**Exercise**
Each record below should appear again exactly as written.

**Raw data**
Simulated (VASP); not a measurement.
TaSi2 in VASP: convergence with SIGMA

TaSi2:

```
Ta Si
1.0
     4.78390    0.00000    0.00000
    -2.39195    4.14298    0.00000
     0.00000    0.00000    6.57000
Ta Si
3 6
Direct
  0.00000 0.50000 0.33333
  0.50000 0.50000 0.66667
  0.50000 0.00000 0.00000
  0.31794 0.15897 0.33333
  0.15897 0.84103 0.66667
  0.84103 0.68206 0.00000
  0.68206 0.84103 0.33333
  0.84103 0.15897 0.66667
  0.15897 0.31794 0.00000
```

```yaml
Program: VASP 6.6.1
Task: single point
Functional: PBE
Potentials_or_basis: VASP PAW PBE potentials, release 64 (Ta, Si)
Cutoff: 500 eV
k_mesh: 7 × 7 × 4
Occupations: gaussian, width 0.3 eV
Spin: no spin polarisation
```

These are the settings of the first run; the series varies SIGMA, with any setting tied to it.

**Written reply**
Simulated (VASP); not a measurement.
TaSi2 in VASP: convergence with SIGMA

TaSi2:

```
Ta Si
1.0
     4.78390    0.00000    0.00000
    -2.39195    4.14298    0.00000
     0.00000    0.00000    6.57000
Ta Si
3 6
Direct
  0.00000 0.50000 0.33333
  0.50000 0.50000 0.66667
  0.50000 0.00000 0.00000
  0.31794 0.15897 0.33333
  0.15897 0.84103 0.66667
  0.84103 0.68206 0.00000
  0.68206 0.84103 0.33333
  0.84103 0.15897 0.66667
  0.15897 0.31794 0.00000
```

```yaml
Program: VASP 6.6.1
Task: single point
Functional: PBE
Potentials_or_basis: VASP PAW PBE potentials, release 64 (Ta, Si)
Cutoff: 500 eV
k_mesh: 7 × 7 × 4
Occupations: gaussian, width 0.3 eV
Spin: no spin polarisation
```

These are the settings of the first run; the series varies SIGMA, with any setting tied to it.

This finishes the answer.